Data excerpts ->
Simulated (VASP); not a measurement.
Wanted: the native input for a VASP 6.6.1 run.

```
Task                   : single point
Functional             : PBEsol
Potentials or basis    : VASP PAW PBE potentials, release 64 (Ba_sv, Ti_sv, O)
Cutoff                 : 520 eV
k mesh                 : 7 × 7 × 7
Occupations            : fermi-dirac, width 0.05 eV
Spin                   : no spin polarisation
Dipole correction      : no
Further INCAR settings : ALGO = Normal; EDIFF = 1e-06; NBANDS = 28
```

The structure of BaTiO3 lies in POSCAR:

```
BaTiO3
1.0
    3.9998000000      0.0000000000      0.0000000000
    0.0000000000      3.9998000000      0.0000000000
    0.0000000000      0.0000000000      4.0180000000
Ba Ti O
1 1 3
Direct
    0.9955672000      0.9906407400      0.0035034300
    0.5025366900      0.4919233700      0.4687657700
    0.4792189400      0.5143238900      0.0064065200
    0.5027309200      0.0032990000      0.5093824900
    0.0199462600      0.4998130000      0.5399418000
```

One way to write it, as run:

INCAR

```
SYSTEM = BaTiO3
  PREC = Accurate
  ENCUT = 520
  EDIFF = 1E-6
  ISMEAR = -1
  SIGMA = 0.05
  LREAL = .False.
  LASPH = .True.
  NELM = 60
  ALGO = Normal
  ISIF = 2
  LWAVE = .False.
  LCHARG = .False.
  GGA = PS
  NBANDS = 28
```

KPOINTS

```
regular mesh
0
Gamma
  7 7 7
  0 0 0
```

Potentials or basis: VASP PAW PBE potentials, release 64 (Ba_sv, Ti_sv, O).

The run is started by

Exercise ->
Print again each line of the listing above, exactly as it appears.

Exercise result ->
Simulated (VASP); not a measurement.
Wanted: the native input for a VASP 6.6.1 run.

```
Task                   : single point
Functional             : PBEsol
Potentials or basis    : VASP PAW PBE potentials, release 64 (Ba_sv, Ti_sv, O)
Cutoff                 : 520 eV
k mesh                 : 7 × 7 × 7
Occupations            : fermi-dirac, width 0.05 eV
Spin                   : no spin polarisation
Dipole correction      : no
Further INCAR settings : ALGO = Normal; EDIFF = 1e-06; NBANDS = 28
```

The structure of BaTiO3 lies in POSCAR:

```
BaTiO3
1.0
    3.9998000000      0.0000000000      0.0000000000
    0.0000000000      3.9998000000      0.0000000000
    0.0000000000      0.0000000000      4.0180000000
Ba Ti O
1 1 3
Direct
    0.9955672000      0.9906407400      0.0035034300
    0.5025366900      0.4919233700      0.4687657700
    0.4792189400      0.5143238900      0.0064065200
    0.5027309200      0.0032990000      0.5093824900
    0.0199462600      0.4998130000      0.5399418000
```

One way to write it, as run:

INCAR

```
SYSTEM = BaTiO3
  PREC = Accurate
  ENCUT = 520
  EDIFF = 1E-6
  ISMEAR = -1
  SIGMA = 0.05
  LREAL = .False.
  LASPH = .True.
  NELM = 60
  ALGO = Normal
  ISIF = 2
  LWAVE = .False.
  LCHARG = .False.
  GGA = PS
  NBANDS = 28
```

KPOINTS

```
regular mesh
0
Gamma
  7 7 7
  0 0 0
```

Potentials or basis: VASP PAW PBE potentials, release 64 (Ba_sv, Ti_sv, O).

The run is started by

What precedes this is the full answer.